-- DATA --
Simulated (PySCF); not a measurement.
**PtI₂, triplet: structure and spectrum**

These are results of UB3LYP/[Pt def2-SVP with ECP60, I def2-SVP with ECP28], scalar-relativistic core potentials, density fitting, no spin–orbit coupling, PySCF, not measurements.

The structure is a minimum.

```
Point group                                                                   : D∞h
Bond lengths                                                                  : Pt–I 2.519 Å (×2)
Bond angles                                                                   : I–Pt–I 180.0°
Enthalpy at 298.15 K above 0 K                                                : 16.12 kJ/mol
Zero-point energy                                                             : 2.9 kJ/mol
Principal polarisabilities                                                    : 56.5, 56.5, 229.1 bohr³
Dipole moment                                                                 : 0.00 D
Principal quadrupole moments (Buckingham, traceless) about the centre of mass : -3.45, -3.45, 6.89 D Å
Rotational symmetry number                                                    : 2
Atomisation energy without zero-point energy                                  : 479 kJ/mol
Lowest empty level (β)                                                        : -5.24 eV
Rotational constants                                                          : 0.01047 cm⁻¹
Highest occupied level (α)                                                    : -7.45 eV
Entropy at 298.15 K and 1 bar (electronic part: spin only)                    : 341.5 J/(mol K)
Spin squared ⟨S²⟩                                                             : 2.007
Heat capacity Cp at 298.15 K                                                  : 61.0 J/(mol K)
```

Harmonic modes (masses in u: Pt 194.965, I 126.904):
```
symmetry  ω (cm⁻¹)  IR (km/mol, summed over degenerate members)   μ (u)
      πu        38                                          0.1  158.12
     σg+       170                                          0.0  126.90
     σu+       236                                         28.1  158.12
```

-- EXERCISE --
The line containing "Harmonic modes (masses" marks the end. Please print exactly every line from the top of the data to it, both included, and nothing more.

-- YOUR RESPONSE --
Simulated (PySCF); not a measurement.
**PtI₂, triplet: structure and spectrum**

These are results of UB3LYP/[Pt def2-SVP with ECP60, I def2-SVP with ECP28], scalar-relativistic core potentials, density fitting, no spin–orbit coupling, PySCF, not measurements.

The structure is a minimum.

```
Point group                                                                   : D∞h
Bond lengths                                                                  : Pt–I 2.519 Å (×2)
Bond angles                                                                   : I–Pt–I 180.0°
Enthalpy at 298.15 K above 0 K                                                : 16.12 kJ/mol
Zero-point energy                                                             : 2.9 kJ/mol
Principal polarisabilities                                                    : 56.5, 56.5, 229.1 bohr³
Dipole moment                                                                 : 0.00 D
Principal quadrupole moments (Buckingham, traceless) about the centre of mass : -3.45, -3.45, 6.89 D Å
Rotational symmetry number                                                    : 2
Atomisation energy without zero-point energy                                  : 479 kJ/mol
Lowest empty level (β)                                                        : -5.24 eV
Rotational constants                                                          : 0.01047 cm⁻¹
Highest occupied level (α)                                                    : -7.45 eV
Entropy at 298.15 K and 1 bar (electronic part: spin only)                    : 341.5 J/(mol K)
Spin squared ⟨S²⟩                                                             : 2.007
Heat capacity Cp at 298.15 K                                                  : 61.0 J/(mol K)
```

Harmonic modes (masses in u: Pt 194.965, I 126.904):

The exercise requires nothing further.